◆ **STORED DATA**
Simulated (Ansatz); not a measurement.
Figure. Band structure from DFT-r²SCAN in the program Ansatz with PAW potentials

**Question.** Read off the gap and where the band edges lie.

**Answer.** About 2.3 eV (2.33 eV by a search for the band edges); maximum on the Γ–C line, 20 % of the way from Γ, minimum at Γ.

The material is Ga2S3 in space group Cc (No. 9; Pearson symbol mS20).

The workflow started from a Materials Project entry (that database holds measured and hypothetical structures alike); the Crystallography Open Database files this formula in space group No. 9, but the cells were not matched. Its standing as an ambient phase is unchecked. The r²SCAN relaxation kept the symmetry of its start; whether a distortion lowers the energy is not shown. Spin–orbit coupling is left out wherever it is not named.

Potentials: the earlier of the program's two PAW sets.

◆ **WORK ITEM**
All that is wanted is the run of lines from the start of the data through the line containing "The material is", copied word for word.

◆ **RESULT**
Simulated (Ansatz); not a measurement.
Figure. Band structure from DFT-r²SCAN in the program Ansatz with PAW potentials

**Question.** Read off the gap and where the band edges lie.

**Answer.** About 2.3 eV (2.33 eV by a search for the band edges); maximum on the Γ–C line, 20 % of the way from Γ, minimum at Γ.

The material is Ga2S3 in space group Cc (No. 9; Pearson symbol mS20).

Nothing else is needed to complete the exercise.